(EXTRACTED DATA begins)

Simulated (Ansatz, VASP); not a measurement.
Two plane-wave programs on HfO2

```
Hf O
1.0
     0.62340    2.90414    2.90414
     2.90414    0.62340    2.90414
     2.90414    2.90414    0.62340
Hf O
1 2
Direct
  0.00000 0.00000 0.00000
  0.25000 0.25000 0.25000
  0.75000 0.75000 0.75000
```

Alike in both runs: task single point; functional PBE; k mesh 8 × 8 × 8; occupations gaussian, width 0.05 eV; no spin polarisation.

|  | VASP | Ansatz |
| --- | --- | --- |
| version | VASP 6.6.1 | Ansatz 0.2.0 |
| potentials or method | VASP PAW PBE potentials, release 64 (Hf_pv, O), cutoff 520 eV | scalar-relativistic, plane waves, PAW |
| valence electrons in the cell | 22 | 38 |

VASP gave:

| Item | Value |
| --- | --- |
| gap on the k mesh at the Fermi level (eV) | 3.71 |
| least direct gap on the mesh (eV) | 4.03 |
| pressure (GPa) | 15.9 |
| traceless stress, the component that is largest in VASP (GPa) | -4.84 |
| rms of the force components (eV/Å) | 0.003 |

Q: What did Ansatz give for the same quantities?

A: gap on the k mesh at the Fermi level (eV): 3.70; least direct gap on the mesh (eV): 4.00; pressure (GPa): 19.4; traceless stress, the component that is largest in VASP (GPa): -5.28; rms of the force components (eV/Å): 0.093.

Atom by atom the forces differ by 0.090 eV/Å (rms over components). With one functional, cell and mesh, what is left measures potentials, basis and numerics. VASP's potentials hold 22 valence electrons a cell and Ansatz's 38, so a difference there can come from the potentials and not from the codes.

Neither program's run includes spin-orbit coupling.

(EXTRACTED DATA ends)

◆ BRIEF
In your reply, restate exactly the lines from the start of the records above through the line holding "A: gap on the", including both, and nothing else.

◆ RESPONSE
Simulated (Ansatz, VASP); not a measurement.
Two plane-wave programs on HfO2

```
Hf O
1.0
     0.62340    2.90414    2.90414
     2.90414    0.62340    2.90414
     2.90414    2.90414    0.62340
Hf O
1 2
Direct
  0.00000 0.00000 0.00000
  0.25000 0.25000 0.25000
  0.75000 0.75000 0.75000
```

Alike in both runs: task single point; functional PBE; k mesh 8 × 8 × 8; occupations gaussian, width 0.05 eV; no spin polarisation.

|  | VASP | Ansatz |
| --- | --- | --- |
| version | VASP 6.6.1 | Ansatz 0.2.0 |
| potentials or method | VASP PAW PBE potentials, release 64 (Hf_pv, O), cutoff 520 eV | scalar-relativistic, plane waves, PAW |
| valence electrons in the cell | 22 | 38 |

VASP gave:

| Item | Value |
| --- | --- |
| gap on the k mesh at the Fermi level (eV) | 3.71 |
| least direct gap on the mesh (eV) | 4.03 |
| pressure (GPa) | 15.9 |
| traceless stress, the component that is largest in VASP (GPa) | -4.84 |
| rms of the force components (eV/Å) | 0.003 |

Q: What did Ansatz give for the same quantities?

A: gap on the k mesh at the Fermi level (eV): 3.70; least direct gap on the mesh (eV): 4.00; pressure (GPa): 19.4; traceless stress, the component that is largest in VASP (GPa): -5.28; rms of the force components (eV/Å): 0.093.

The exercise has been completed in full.